- [Information]:
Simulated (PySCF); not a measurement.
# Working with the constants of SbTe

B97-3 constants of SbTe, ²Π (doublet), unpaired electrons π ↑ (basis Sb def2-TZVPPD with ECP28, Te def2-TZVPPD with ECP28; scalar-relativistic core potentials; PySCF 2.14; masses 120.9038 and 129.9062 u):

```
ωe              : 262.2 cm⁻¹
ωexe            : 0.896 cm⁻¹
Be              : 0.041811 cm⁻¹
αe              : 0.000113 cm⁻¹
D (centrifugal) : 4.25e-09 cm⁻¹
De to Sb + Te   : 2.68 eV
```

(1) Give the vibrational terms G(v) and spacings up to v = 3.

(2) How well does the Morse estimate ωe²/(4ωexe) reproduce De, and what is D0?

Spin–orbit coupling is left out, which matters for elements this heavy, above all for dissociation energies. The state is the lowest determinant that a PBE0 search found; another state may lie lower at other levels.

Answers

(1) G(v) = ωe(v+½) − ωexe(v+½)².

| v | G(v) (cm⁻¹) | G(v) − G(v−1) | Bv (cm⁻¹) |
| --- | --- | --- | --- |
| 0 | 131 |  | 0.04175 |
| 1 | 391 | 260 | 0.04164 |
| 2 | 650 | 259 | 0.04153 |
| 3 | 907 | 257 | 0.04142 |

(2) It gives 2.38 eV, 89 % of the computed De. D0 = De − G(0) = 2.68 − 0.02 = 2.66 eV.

- [Action item]:
Your answer should be the exact lines above from the one with "Bv (cm⁻¹) |" through the one with "257 | 0.04142 |", both included, and nothing besides.

- [Task solution]:
| v | G(v) (cm⁻¹) | G(v) − G(v−1) | Bv (cm⁻¹) |
| --- | --- | --- | --- |
| 0 | 131 |  | 0.04175 |
| 1 | 391 | 260 | 0.04164 |
| 2 | 650 | 259 | 0.04153 |
| 3 | 907 | 257 | 0.04142 |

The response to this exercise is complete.